• **Action item**: Repeat word for word every line of the data below, from the first through the line containing "(part 2 of 2)**", and stop there.

• **Source information**:
◇ ◇ ◇ ◇

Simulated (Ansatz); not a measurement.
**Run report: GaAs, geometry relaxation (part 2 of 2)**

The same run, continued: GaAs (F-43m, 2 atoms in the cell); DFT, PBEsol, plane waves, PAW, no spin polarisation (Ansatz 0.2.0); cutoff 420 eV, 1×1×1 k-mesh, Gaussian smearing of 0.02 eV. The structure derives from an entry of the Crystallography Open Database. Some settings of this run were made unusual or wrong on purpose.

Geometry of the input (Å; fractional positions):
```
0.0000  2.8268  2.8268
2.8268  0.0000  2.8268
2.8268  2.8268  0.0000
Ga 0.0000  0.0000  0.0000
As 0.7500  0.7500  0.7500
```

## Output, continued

◇ ◇ ◇ ◇

• **Written answer**:
Simulated (Ansatz); not a measurement.
**Run report: GaAs, geometry relaxation (part 2 of 2)**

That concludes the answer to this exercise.